[[ Records shown, beginning ]]

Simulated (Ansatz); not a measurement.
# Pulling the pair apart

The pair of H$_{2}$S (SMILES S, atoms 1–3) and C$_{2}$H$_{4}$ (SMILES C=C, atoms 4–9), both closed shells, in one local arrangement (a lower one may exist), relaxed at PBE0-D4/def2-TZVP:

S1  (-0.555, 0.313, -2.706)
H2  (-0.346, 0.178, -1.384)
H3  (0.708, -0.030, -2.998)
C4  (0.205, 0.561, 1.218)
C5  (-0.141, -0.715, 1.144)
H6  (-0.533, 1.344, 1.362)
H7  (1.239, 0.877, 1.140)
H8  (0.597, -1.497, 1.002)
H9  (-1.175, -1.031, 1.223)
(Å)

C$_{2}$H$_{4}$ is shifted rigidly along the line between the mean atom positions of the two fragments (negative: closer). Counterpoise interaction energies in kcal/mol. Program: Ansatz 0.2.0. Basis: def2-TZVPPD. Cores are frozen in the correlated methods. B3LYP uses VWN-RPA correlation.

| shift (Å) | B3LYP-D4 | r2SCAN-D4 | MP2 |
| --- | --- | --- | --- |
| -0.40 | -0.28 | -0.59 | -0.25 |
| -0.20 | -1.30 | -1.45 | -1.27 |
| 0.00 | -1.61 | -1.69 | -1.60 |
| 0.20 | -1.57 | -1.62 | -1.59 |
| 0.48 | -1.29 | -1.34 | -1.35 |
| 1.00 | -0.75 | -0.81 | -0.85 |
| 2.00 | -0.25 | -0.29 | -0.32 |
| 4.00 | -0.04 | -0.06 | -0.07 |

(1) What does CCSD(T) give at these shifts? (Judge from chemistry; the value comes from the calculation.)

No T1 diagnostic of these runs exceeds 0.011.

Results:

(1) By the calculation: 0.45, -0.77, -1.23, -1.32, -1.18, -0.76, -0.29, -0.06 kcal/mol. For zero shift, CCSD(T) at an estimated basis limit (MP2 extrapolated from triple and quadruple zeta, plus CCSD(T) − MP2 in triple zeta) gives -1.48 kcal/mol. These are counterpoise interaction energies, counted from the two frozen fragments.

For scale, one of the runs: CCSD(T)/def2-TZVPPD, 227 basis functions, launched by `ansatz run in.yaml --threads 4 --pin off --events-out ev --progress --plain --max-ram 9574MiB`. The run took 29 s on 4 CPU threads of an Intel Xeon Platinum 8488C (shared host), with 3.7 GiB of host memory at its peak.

[[ Records shown, end ]]

Task item: Return, exactly, the lines from the first line of the records above to the line containing "(0.708, -0.030, -2.998)", both included.

Reply:
Simulated (Ansatz); not a measurement.
# Pulling the pair apart

The pair of H$_{2}$S (SMILES S, atoms 1–3) and C$_{2}$H$_{4}$ (SMILES C=C, atoms 4–9), both closed shells, in one local arrangement (a lower one may exist), relaxed at PBE0-D4/def2-TZVP:

S1  (-0.555, 0.313, -2.706)
H2  (-0.346, 0.178, -1.384)
H3  (0.708, -0.030, -2.998)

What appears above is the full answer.